* **The data**:
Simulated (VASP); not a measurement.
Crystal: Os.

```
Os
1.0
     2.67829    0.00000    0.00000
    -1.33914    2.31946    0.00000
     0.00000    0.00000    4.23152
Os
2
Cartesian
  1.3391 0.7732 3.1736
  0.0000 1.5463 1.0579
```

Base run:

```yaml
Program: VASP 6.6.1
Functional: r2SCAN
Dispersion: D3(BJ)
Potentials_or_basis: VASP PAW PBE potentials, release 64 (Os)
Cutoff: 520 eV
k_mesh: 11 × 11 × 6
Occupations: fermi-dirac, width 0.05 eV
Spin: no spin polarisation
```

* **Work task**: Nothing above should be left out. Print all the records exactly.

* **Task response**:
Simulated (VASP); not a measurement.
Crystal: Os.

```
Os
1.0
     2.67829    0.00000    0.00000
    -1.33914    2.31946    0.00000
     0.00000    0.00000    4.23152
Os
2
Cartesian
  1.3391 0.7732 3.1736
  0.0000 1.5463 1.0579
```

Base run:

```yaml
Program: VASP 6.6.1
Functional: r2SCAN
Dispersion: D3(BJ)
Potentials_or_basis: VASP PAW PBE potentials, release 64 (Os)
Cutoff: 520 eV
k_mesh: 11 × 11 × 6
Occupations: fermi-dirac, width 0.05 eV
Spin: no spin polarisation
```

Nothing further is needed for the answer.